**REQUIREMENT**
What do the lines say from the start of the entries through the one containing "(1) 1.5 GPa."? Repeat them exactly.

**SUPPLIED INFORMATION**
#####

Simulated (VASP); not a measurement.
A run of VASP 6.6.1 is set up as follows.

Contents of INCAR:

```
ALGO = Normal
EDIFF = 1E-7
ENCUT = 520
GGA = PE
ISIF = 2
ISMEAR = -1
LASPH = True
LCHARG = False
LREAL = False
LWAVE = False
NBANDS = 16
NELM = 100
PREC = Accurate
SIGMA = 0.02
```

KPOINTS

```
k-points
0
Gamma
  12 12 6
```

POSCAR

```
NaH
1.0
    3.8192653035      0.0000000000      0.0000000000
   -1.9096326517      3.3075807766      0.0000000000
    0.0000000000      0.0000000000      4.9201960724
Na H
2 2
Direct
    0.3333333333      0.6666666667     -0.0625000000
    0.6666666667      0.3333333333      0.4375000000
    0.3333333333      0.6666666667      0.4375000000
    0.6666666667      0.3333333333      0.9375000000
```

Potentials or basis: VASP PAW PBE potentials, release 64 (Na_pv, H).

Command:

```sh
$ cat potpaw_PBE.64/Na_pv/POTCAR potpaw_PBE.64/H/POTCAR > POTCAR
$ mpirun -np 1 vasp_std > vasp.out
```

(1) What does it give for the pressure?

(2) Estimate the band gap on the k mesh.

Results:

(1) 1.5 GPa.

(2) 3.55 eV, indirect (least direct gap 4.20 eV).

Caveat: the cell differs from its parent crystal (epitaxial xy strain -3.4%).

#####

**EXERCISE RESPONSE**
Simulated (VASP); not a measurement.
A run of VASP 6.6.1 is set up as follows.

Contents of INCAR:

```
ALGO = Normal
EDIFF = 1E-7
ENCUT = 520
GGA = PE
ISIF = 2
ISMEAR = -1
LASPH = True
LCHARG = False
LREAL = False
LWAVE = False
NBANDS = 16
NELM = 100
PREC = Accurate
SIGMA = 0.02
```

KPOINTS

```
k-points
0
Gamma
  12 12 6
```

POSCAR

```
NaH
1.0
    3.8192653035      0.0000000000      0.0000000000
   -1.9096326517      3.3075807766      0.0000000000
    0.0000000000      0.0000000000      4.9201960724
Na H
2 2
Direct
    0.3333333333      0.6666666667     -0.0625000000
    0.6666666667      0.3333333333      0.4375000000
    0.3333333333      0.6666666667      0.4375000000
    0.6666666667      0.3333333333      0.9375000000
```

Potentials or basis: VASP PAW PBE potentials, release 64 (Na_pv, H).

Command:

```sh
$ cat potpaw_PBE.64/Na_pv/POTCAR potpaw_PBE.64/H/POTCAR > POTCAR
$ mpirun -np 1 vasp_std > vasp.out
```

(1) What does it give for the pressure?

(2) Estimate the band gap on the k mesh.

Results:

(1) 1.5 GPa.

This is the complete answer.